[Opening Data provided section]

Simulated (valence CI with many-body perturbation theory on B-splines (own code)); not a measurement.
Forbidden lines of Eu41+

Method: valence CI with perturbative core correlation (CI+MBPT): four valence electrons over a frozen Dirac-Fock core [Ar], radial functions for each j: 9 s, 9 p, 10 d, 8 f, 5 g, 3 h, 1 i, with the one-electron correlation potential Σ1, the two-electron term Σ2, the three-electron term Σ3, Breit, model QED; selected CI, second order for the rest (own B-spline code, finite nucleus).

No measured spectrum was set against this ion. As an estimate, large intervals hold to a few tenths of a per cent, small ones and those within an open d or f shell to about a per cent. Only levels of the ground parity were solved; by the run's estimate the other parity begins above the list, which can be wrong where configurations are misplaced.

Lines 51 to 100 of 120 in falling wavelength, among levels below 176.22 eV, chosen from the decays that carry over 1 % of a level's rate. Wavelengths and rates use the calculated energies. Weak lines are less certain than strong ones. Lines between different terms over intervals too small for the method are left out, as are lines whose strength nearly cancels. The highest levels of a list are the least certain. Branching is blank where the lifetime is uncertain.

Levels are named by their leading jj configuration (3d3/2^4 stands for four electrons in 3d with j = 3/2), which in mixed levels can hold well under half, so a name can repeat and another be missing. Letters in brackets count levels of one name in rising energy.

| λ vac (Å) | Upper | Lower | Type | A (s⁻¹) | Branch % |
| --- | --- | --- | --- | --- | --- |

[Closing Data provided section]

Starting with the line that holds "No measured spectrum" and ending with the line that holds "(s⁻¹) | Branch % |", retype every line in the data above exactly, and nothing else.

→ Exercise solution
No measured spectrum was set against this ion. As an estimate, large intervals hold to a few tenths of a per cent, small ones and those within an open d or f shell to about a per cent. Only levels of the ground parity were solved; by the run's estimate the other parity begins above the list, which can be wrong where configurations are misplaced.

Lines 51 to 100 of 120 in falling wavelength, among levels below 176.22 eV, chosen from the decays that carry over 1 % of a level's rate. Wavelengths and rates use the calculated energies. Weak lines are less certain than strong ones. Lines between different terms over intervals too small for the method are left out, as are lines whose strength nearly cancels. The highest levels of a list are the least certain. Branching is blank where the lifetime is uncertain.

Levels are named by their leading jj configuration (3d3/2^4 stands for four electrons in 3d with j = 3/2), which in mixed levels can hold well under half, so a name can repeat and another be missing. Letters in brackets count levels of one name in rising energy.

| λ vac (Å) | Upper | Lower | Type | A (s⁻¹) | Branch % |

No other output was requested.